[Start of section]

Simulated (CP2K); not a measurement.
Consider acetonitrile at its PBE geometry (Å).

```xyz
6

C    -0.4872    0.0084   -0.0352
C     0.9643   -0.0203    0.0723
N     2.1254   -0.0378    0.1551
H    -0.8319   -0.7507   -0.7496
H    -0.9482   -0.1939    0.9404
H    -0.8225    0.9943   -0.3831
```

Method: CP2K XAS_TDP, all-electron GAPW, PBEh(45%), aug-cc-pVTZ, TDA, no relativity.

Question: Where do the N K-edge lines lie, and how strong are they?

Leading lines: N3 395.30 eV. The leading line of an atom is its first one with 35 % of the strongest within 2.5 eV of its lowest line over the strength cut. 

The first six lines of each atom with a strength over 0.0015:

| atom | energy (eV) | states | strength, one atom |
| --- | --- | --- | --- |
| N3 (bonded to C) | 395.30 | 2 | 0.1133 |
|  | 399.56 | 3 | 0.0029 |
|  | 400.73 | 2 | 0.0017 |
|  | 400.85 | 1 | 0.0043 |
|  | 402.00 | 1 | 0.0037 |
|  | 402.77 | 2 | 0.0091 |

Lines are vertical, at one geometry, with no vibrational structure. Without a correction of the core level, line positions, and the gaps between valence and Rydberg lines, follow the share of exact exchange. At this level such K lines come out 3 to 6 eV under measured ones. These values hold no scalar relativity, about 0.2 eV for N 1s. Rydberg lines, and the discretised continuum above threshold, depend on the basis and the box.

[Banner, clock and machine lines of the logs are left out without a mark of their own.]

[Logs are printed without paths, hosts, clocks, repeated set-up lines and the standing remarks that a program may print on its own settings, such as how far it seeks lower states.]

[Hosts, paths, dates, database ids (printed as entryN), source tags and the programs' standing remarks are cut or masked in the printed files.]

[End of section]

Work instruction:
Using the data above, reproduce exactly the lines between those holding "3 | 0.0029 |" and "2 | 0.0091 |", inclusive, and no others.

Solution:
|  | 399.56 | 3 | 0.0029 |
|  | 400.73 | 2 | 0.0017 |
|  | 400.85 | 1 | 0.0043 |
|  | 402.00 | 1 | 0.0037 |
|  | 402.77 | 2 | 0.0091 |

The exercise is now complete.